----- Records shown

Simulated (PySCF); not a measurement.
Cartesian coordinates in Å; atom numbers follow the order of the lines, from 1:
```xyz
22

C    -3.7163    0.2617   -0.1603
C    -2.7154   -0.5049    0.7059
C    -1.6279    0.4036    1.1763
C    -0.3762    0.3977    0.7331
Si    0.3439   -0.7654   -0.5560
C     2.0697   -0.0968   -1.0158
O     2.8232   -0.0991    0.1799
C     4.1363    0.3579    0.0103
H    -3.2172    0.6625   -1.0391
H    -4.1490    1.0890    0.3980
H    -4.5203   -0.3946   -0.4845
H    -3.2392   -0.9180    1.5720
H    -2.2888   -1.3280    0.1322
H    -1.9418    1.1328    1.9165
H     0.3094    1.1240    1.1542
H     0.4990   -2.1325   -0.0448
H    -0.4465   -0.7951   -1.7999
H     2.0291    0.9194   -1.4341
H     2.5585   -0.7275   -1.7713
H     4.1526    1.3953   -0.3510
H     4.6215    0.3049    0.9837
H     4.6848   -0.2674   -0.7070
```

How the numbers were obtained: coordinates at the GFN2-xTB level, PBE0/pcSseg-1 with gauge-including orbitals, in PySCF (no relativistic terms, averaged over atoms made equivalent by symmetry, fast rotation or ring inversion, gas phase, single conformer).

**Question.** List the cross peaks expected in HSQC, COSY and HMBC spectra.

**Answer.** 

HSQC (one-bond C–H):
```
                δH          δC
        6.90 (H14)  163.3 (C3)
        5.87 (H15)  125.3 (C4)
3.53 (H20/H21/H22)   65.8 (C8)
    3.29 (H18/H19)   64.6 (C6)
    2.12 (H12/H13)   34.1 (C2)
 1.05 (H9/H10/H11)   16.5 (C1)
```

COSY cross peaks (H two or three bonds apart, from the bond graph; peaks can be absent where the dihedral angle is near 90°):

----------

**Requirement**
Print, please, the lines above from the very first through the one that holds "How the numbers", both included, word for word and with nothing else.

**Exercise result**
Simulated (PySCF); not a measurement.
Cartesian coordinates in Å; atom numbers follow the order of the lines, from 1:
```xyz
22

C    -3.7163    0.2617   -0.1603
C    -2.7154   -0.5049    0.7059
C    -1.6279    0.4036    1.1763
C    -0.3762    0.3977    0.7331
Si    0.3439   -0.7654   -0.5560
C     2.0697   -0.0968   -1.0158
O     2.8232   -0.0991    0.1799
C     4.1363    0.3579    0.0103
H    -3.2172    0.6625   -1.0391
H    -4.1490    1.0890    0.3980
H    -4.5203   -0.3946   -0.4845
H    -3.2392   -0.9180    1.5720
H    -2.2888   -1.3280    0.1322
H    -1.9418    1.1328    1.9165
H     0.3094    1.1240    1.1542
H     0.4990   -2.1325   -0.0448
H    -0.4465   -0.7951   -1.7999
H     2.0291    0.9194   -1.4341
H     2.5585   -0.7275   -1.7713
H     4.1526    1.3953   -0.3510
H     4.6215    0.3049    0.9837
H     4.6848   -0.2674   -0.7070
```

How the numbers were obtained: coordinates at the GFN2-xTB level, PBE0/pcSseg-1 with gauge-including orbitals, in PySCF (no relativistic terms, averaged over atoms made equivalent by symmetry, fast rotation or ring inversion, gas phase, single conformer).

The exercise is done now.